[Work instruction]: The entries are to be returned exactly as written.

________________
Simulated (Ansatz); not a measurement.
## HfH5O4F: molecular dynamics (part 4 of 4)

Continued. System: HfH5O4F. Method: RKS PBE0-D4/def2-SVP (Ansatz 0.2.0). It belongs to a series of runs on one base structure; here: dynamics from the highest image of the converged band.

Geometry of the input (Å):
________________

[Problem solution]:
Simulated (Ansatz); not a measurement.
## HfH5O4F: molecular dynamics (part 4 of 4)

Continued. System: HfH5O4F. Method: RKS PBE0-D4/def2-SVP (Ansatz 0.2.0). It belongs to a series of runs on one base structure; here: dynamics from the highest image of the converged band.

Geometry of the input (Å):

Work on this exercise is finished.